Set down word for word the lines that begin the entries and run through the line containing "ΔE(2F))/(6F²) = 39.07 bohr³.". Give nothing further.

**Data under study**
[Start of Attachment]
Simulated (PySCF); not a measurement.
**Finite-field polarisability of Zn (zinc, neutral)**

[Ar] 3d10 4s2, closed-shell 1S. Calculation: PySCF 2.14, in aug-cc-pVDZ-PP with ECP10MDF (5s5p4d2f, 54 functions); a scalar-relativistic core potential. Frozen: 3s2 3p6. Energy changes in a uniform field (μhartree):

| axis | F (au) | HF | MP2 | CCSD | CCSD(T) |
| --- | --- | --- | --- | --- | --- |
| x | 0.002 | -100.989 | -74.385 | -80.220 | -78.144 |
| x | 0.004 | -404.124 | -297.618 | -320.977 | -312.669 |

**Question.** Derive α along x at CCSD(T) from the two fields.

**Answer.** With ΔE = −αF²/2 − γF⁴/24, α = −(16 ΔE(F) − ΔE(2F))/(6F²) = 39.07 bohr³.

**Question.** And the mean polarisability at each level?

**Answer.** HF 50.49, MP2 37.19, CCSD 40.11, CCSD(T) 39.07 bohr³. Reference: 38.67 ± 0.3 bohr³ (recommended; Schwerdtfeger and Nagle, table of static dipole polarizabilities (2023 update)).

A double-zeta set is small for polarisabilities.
[End of Attachment]

**Exercise solution**
Simulated (PySCF); not a measurement.
**Finite-field polarisability of Zn (zinc, neutral)**

[Ar] 3d10 4s2, closed-shell 1S. Calculation: PySCF 2.14, in aug-cc-pVDZ-PP with ECP10MDF (5s5p4d2f, 54 functions); a scalar-relativistic core potential. Frozen: 3s2 3p6. Energy changes in a uniform field (μhartree):

| axis | F (au) | HF | MP2 | CCSD | CCSD(T) |
| --- | --- | --- | --- | --- | --- |
| x | 0.002 | -100.989 | -74.385 | -80.220 | -78.144 |
| x | 0.004 | -404.124 | -297.618 | -320.977 | -312.669 |

**Question.** Derive α along x at CCSD(T) from the two fields.

**Answer.** With ΔE = −αF²/2 − γF⁴/24, α = −(16 ΔE(F) − ΔE(2F))/(6F²) = 39.07 bohr³.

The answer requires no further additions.